### INFORMATION SHOWN
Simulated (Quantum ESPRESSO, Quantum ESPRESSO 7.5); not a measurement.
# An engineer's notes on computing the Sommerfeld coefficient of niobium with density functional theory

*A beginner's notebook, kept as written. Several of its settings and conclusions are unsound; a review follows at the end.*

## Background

### BRIEF
Repeat the entries shown above, every one, word for word.

### TASK RESULT
Simulated (Quantum ESPRESSO, Quantum ESPRESSO 7.5); not a measurement.
# An engineer's notes on computing the Sommerfeld coefficient of niobium with density functional theory

*A beginner's notebook, kept as written. Several of its settings and conclusions are unsound; a review follows at the end.*

## Background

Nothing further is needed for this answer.